WORK INSTRUCTION: A word-for-word repeat of all the data is the goal.

··· RECORD EXCERPTS ···

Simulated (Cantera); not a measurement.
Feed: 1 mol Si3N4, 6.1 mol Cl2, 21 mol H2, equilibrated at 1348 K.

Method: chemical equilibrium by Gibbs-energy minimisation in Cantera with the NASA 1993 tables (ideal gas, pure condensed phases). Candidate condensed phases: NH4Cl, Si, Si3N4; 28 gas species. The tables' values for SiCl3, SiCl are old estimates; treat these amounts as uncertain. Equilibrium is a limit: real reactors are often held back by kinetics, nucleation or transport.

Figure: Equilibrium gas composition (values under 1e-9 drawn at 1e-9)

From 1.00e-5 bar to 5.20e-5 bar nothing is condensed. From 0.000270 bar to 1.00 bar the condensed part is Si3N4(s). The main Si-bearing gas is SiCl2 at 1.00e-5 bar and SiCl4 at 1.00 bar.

···

ANSWER SECTION:
Simulated (Cantera); not a measurement.
Feed: 1 mol Si3N4, 6.1 mol Cl2, 21 mol H2, equilibrated at 1348 K.

Method: chemical equilibrium by Gibbs-energy minimisation in Cantera with the NASA 1993 tables (ideal gas, pure condensed phases). Candidate condensed phases: NH4Cl, Si, Si3N4; 28 gas species. The tables' values for SiCl3, SiCl are old estimates; treat these amounts as uncertain. Equilibrium is a limit: real reactors are often held back by kinetics, nucleation or transport.

Figure: Equilibrium gas composition (values under 1e-9 drawn at 1e-9)

From 1.00e-5 bar to 5.20e-5 bar nothing is condensed. From 0.000270 bar to 1.00 bar the condensed part is Si3N4(s). The main Si-bearing gas is SiCl2 at 1.00e-5 bar and SiCl4 at 1.00 bar.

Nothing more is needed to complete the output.